-------------------------
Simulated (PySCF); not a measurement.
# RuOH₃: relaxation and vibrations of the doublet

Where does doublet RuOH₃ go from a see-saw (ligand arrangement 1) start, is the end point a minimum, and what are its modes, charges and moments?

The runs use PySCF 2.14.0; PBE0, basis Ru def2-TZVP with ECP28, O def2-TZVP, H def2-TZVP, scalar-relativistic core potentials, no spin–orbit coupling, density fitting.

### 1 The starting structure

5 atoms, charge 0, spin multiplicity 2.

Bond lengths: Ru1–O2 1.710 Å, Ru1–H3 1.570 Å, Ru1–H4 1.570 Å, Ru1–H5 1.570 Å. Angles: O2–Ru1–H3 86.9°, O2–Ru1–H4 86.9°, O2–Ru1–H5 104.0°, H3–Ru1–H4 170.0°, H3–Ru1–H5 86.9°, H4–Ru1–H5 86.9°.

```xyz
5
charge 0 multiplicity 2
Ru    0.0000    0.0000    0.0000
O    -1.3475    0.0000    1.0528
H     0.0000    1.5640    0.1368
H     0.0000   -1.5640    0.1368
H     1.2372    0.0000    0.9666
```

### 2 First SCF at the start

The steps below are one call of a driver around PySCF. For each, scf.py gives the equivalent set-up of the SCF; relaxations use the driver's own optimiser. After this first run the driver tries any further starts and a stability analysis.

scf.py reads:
-------------------------

ASSIGNMENT:
Your reply should contain every record, unchanged and complete.

EXERCISE RESPONSE:
Simulated (PySCF); not a measurement.
# RuOH₃: relaxation and vibrations of the doublet

Where does doublet RuOH₃ go from a see-saw (ligand arrangement 1) start, is the end point a minimum, and what are its modes, charges and moments?

The runs use PySCF 2.14.0; PBE0, basis Ru def2-TZVP with ECP28, O def2-TZVP, H def2-TZVP, scalar-relativistic core potentials, no spin–orbit coupling, density fitting.

### 1 The starting structure

5 atoms, charge 0, spin multiplicity 2.

Bond lengths: Ru1–O2 1.710 Å, Ru1–H3 1.570 Å, Ru1–H4 1.570 Å, Ru1–H5 1.570 Å. Angles: O2–Ru1–H3 86.9°, O2–Ru1–H4 86.9°, O2–Ru1–H5 104.0°, H3–Ru1–H4 170.0°, H3–Ru1–H5 86.9°, H4–Ru1–H5 86.9°.

```xyz
5
charge 0 multiplicity 2
Ru    0.0000    0.0000    0.0000
O    -1.3475    0.0000    1.0528
H     0.0000    1.5640    0.1368
H     0.0000   -1.5640    0.1368
H     1.2372    0.0000    0.9666
```

### 2 First SCF at the start

The steps below are one call of a driver around PySCF. For each, scf.py gives the equivalent set-up of the SCF; relaxations use the driver's own optimiser. After this first run the driver tries any further starts and a stability analysis.

scf.py reads:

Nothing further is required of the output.